EXTRACTED MATERIAL -
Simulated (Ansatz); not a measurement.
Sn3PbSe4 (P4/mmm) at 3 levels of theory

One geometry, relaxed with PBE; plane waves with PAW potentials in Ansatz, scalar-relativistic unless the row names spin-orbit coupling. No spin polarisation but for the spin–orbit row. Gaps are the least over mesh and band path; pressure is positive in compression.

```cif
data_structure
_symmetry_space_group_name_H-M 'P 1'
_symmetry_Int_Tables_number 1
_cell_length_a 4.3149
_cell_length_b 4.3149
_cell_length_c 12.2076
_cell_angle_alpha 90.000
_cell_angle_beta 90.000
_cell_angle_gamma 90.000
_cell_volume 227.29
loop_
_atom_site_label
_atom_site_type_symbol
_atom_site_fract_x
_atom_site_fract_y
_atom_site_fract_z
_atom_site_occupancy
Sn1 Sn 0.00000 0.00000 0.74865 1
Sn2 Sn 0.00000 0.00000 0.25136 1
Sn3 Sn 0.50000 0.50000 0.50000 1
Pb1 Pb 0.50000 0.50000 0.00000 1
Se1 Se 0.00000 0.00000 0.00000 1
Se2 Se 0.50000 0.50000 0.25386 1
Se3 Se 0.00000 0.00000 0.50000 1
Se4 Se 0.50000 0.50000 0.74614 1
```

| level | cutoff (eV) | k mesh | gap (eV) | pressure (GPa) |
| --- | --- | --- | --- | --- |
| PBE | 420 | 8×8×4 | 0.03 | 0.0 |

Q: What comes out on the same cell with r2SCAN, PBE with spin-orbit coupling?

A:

ACTION ITEM - Repeat word for word the lines above that run from the line containing "pressure (GPa) |" through the line containing "Q: What comes", both ends included, and nothing else.

ANSWER AREA -
| level | cutoff (eV) | k mesh | gap (eV) | pressure (GPa) |
| --- | --- | --- | --- | --- |
| PBE | 420 | 8×8×4 | 0.03 | 0.0 |

Q: What comes out on the same cell with r2SCAN, PBE with spin-orbit coupling?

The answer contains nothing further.